▶ _Work item_: Restate every record that follows, keeping it exact.

▶ _Data provided_:
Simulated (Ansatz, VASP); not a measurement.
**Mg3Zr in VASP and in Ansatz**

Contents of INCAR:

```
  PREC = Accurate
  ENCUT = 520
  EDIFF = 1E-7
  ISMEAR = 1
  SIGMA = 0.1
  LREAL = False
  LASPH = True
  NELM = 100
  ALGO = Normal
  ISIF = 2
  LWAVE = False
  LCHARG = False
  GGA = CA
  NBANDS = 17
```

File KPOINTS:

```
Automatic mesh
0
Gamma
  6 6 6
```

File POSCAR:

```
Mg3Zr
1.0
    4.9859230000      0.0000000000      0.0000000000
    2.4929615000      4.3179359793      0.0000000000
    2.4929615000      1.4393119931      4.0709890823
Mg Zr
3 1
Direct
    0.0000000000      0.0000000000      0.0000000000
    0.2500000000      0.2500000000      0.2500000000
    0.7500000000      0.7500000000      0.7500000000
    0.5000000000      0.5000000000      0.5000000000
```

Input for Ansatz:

▶ _Written response_:
Simulated (Ansatz, VASP); not a measurement.
**Mg3Zr in VASP and in Ansatz**

Contents of INCAR:

```
  PREC = Accurate
  ENCUT = 520
  EDIFF = 1E-7
  ISMEAR = 1
  SIGMA = 0.1
  LREAL = False
  LASPH = True
  NELM = 100
  ALGO = Normal
  ISIF = 2
  LWAVE = False
  LCHARG = False
  GGA = CA
  NBANDS = 17
```

File KPOINTS:

```
Automatic mesh
0
Gamma
  6 6 6
```

File POSCAR:

```
Mg3Zr
1.0
    4.9859230000      0.0000000000      0.0000000000
    2.4929615000      4.3179359793      0.0000000000
    2.4929615000      1.4393119931      4.0709890823
Mg Zr
3 1
Direct
    0.0000000000      0.0000000000      0.0000000000
    0.2500000000      0.2500000000      0.2500000000
    0.7500000000      0.7500000000      0.7500000000
    0.5000000000      0.5000000000      0.5000000000
```

Input for Ansatz:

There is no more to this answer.